Data excerpts
┄┄┄┄┄┄
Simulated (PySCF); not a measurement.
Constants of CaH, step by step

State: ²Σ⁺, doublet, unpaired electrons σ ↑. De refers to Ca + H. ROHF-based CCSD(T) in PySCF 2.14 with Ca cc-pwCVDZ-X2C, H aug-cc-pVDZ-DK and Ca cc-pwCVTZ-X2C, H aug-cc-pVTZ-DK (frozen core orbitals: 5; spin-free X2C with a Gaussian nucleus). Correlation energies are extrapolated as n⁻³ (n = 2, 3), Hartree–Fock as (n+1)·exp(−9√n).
┄┄┄┄┄┄

Assigned task
Transcribe all entries exactly as they are given.

Answer area
Simulated (PySCF); not a measurement.
Constants of CaH, step by step

State: ²Σ⁺, doublet, unpaired electrons σ ↑. De refers to Ca + H. ROHF-based CCSD(T) in PySCF 2.14 with Ca cc-pwCVDZ-X2C, H aug-cc-pVDZ-DK and Ca cc-pwCVTZ-X2C, H aug-cc-pVTZ-DK (frozen core orbitals: 5; spin-free X2C with a Gaussian nucleus). Correlation energies are extrapolated as n⁻³ (n = 2, 3), Hartree–Fock as (n+1)·exp(−9√n).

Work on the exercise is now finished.